The entries shown next need to be written again word for word.

■ ■ ■ ■ ■

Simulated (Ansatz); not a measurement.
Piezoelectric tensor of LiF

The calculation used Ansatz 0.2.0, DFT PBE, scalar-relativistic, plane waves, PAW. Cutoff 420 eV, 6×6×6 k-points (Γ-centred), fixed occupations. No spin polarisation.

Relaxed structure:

■ ■ ■ ■ ■

## Written reply:
Simulated (Ansatz); not a measurement.
Piezoelectric tensor of LiF

The calculation used Ansatz 0.2.0, DFT PBE, scalar-relativistic, plane waves, PAW. Cutoff 420 eV, 6×6×6 k-points (Γ-centred), fixed occupations. No spin polarisation.

Relaxed structure:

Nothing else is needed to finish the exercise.